◆ Requirement ◆
The lines to reproduce from the material below are those from the one containing "Alike in both" through the one containing "shells in valence.", both included; write them out exactly and add nothing.

BEGIN Source data
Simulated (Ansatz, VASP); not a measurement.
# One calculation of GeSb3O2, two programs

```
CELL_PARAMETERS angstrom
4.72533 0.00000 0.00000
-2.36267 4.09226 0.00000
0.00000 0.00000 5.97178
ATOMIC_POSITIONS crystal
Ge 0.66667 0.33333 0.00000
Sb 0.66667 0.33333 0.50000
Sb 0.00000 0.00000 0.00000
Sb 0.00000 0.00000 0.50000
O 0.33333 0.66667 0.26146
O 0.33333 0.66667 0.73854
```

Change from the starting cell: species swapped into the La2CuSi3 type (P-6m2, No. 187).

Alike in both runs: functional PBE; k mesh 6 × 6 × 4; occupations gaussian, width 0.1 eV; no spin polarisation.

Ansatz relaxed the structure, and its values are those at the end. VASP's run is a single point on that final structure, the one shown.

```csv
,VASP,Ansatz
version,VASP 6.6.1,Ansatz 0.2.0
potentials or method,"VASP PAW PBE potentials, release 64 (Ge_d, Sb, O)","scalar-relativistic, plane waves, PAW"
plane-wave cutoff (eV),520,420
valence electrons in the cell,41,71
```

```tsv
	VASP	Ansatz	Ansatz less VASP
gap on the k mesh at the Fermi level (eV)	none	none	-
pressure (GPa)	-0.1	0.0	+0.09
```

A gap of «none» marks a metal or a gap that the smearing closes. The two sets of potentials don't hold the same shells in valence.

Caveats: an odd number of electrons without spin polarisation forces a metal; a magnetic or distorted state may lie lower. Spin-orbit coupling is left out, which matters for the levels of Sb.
END Source data

◆ Exercise answer ◆
Alike in both runs: functional PBE; k mesh 6 × 6 × 4; occupations gaussian, width 0.1 eV; no spin polarisation.

Ansatz relaxed the structure, and its values are those at the end. VASP's run is a single point on that final structure, the one shown.

```csv
,VASP,Ansatz
version,VASP 6.6.1,Ansatz 0.2.0
potentials or method,"VASP PAW PBE potentials, release 64 (Ge_d, Sb, O)","scalar-relativistic, plane waves, PAW"
plane-wave cutoff (eV),520,420
valence electrons in the cell,41,71
```

```tsv
	VASP	Ansatz	Ansatz less VASP
gap on the k mesh at the Fermi level (eV)	none	none	-
pressure (GPa)	-0.1	0.0	+0.09
```

A gap of «none» marks a metal or a gap that the smearing closes. The two sets of potentials don't hold the same shells in valence.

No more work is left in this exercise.